§ **Assigned task**: Nothing but the lines from the start of the records through the line that contains "## 1. The structure" is to be copied, and each is to be copied exactly.

━━━━━━━━

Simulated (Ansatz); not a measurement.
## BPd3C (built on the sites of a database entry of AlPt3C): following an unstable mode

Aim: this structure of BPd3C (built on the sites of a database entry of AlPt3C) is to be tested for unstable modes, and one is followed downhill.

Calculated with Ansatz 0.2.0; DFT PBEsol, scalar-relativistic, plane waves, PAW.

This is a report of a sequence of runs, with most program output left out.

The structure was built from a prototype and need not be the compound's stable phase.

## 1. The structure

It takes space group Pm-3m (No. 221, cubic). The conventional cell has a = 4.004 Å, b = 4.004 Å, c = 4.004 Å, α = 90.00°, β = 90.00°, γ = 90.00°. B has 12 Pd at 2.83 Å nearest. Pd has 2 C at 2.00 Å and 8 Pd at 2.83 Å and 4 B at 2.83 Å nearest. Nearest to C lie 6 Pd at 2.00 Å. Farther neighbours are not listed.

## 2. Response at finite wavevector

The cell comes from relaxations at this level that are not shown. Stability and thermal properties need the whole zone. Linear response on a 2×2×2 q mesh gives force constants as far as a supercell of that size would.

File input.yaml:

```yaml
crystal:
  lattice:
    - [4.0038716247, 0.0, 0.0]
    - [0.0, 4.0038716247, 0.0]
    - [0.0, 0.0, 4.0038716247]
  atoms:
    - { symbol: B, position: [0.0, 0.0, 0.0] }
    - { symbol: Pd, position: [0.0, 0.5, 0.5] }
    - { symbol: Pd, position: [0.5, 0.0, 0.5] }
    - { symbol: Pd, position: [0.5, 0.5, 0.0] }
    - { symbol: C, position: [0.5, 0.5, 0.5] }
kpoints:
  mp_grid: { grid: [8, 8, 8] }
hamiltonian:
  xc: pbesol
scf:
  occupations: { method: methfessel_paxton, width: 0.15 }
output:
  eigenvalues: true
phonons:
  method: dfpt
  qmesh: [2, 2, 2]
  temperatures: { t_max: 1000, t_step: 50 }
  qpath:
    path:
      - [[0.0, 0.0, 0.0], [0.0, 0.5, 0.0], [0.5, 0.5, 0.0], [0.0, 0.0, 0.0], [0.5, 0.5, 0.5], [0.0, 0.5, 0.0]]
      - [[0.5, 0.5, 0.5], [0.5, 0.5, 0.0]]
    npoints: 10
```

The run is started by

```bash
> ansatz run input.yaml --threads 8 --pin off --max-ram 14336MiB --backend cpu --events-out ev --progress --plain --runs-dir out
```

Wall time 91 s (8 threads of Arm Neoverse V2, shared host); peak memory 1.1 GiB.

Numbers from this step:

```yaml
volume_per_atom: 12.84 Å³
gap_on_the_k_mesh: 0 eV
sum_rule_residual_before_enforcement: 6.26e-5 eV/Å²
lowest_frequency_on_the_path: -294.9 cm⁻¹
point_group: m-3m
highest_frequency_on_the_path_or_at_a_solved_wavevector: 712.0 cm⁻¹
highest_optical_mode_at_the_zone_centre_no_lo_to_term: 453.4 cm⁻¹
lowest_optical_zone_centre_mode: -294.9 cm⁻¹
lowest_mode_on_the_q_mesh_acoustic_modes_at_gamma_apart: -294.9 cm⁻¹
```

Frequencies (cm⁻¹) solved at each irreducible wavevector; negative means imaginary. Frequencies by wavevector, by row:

━━━━━━━━

§ **Problem solution**:
Simulated (Ansatz); not a measurement.
## BPd3C (built on the sites of a database entry of AlPt3C): following an unstable mode

Aim: this structure of BPd3C (built on the sites of a database entry of AlPt3C) is to be tested for unstable modes, and one is followed downhill.

Calculated with Ansatz 0.2.0; DFT PBEsol, scalar-relativistic, plane waves, PAW.

This is a report of a sequence of runs, with most program output left out.

The structure was built from a prototype and need not be the compound's stable phase.

## 1. The structure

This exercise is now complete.